--*--

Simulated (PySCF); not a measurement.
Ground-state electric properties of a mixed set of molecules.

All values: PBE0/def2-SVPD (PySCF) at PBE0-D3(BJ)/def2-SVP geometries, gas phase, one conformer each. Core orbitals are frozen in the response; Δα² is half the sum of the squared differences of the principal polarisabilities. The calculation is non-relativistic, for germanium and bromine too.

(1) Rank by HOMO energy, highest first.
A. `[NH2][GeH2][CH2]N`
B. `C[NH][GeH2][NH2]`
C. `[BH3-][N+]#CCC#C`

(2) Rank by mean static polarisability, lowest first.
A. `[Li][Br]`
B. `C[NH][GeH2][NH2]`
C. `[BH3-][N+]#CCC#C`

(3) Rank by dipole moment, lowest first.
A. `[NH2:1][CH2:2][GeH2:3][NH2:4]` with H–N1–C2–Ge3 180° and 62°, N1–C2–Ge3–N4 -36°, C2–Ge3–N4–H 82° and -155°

--*--

» **Required action**:
Reproduce the entries exactly, starting at their first line and stopping after the line with "(3) Rank by dipole moment, lowest first.".

» **Task output**:
Simulated (PySCF); not a measurement.
Ground-state electric properties of a mixed set of molecules.

All values: PBE0/def2-SVPD (PySCF) at PBE0-D3(BJ)/def2-SVP geometries, gas phase, one conformer each. Core orbitals are frozen in the response; Δα² is half the sum of the squared differences of the principal polarisabilities. The calculation is non-relativistic, for germanium and bromine too.

(1) Rank by HOMO energy, highest first.
A. `[NH2][GeH2][CH2]N`
B. `C[NH][GeH2][NH2]`
C. `[BH3-][N+]#CCC#C`

(2) Rank by mean static polarisability, lowest first.
A. `[Li][Br]`
B. `C[NH][GeH2][NH2]`
C. `[BH3-][N+]#CCC#C`

(3) Rank by dipole moment, lowest first.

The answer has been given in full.